◆ BRIEF ◆
The answer must be the data, repeated exactly.

----- GIVEN INFORMATION

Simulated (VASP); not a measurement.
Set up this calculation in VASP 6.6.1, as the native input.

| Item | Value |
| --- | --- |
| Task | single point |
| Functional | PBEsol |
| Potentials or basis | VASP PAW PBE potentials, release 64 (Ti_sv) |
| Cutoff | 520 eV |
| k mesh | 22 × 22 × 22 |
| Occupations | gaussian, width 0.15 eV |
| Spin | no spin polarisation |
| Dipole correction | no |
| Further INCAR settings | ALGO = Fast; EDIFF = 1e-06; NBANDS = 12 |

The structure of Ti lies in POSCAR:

----------

◆ YOUR RESPONSE ◆
Simulated (VASP); not a measurement.
Set up this calculation in VASP 6.6.1, as the native input.

| Item | Value |
| --- | --- |
| Task | single point |
| Functional | PBEsol |
| Potentials or basis | VASP PAW PBE potentials, release 64 (Ti_sv) |
| Cutoff | 520 eV |
| k mesh | 22 × 22 × 22 |
| Occupations | gaussian, width 0.15 eV |
| Spin | no spin polarisation |
| Dipole correction | no |
| Further INCAR settings | ALGO = Fast; EDIFF = 1e-06; NBANDS = 12 |

The structure of Ti lies in POSCAR:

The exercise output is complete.